Assigned task: Reproduce exactly the lines below, from the first through the one containing "Program: NWChem. Geometry: optimised", and nothing more.

[[ Data for analysis, beginning ]]
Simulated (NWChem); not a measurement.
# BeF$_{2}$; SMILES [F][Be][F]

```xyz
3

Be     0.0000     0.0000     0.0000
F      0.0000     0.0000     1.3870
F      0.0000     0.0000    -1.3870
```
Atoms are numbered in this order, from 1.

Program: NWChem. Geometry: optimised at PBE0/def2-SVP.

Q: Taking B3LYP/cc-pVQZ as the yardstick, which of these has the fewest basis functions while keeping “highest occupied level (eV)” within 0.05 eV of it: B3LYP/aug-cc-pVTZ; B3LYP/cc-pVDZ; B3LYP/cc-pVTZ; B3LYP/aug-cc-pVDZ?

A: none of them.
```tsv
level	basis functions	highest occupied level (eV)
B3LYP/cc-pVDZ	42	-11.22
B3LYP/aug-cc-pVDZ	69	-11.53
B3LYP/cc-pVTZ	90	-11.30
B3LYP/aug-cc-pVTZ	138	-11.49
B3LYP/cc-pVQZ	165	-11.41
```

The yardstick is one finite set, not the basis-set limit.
[[ Data for analysis, end ]]

Expected answer:
Simulated (NWChem); not a measurement.
# BeF$_{2}$; SMILES [F][Be][F]

```xyz
3

Be     0.0000     0.0000     0.0000
F      0.0000     0.0000     1.3870
F      0.0000     0.0000    -1.3870
```
Atoms are numbered in this order, from 1.

Program: NWChem. Geometry: optimised at PBE0/def2-SVP.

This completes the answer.